- Work task: Line by line, copy out the data that follows.

- Dataset:
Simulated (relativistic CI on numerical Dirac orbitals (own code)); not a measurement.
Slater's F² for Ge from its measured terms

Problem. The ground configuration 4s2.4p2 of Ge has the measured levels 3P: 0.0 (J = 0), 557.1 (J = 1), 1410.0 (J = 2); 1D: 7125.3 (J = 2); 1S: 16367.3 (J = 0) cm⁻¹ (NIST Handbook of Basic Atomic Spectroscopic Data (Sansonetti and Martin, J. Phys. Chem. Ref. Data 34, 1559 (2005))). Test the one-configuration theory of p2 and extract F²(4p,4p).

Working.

- Exercise result:
Simulated (relativistic CI on numerical Dirac orbitals (own code)); not a measurement.
Slater's F² for Ge from its measured terms

Problem. The ground configuration 4s2.4p2 of Ge has the measured levels 3P: 0.0 (J = 0), 557.1 (J = 1), 1410.0 (J = 2); 1D: 7125.3 (J = 2); 1S: 16367.3 (J = 0) cm⁻¹ (NIST Handbook of Basic Atomic Spectroscopic Data (Sansonetti and Martin, J. Phys. Chem. Ref. Data 34, 1559 (2005))). Test the one-configuration theory of p2 and extract F²(4p,4p).

Working.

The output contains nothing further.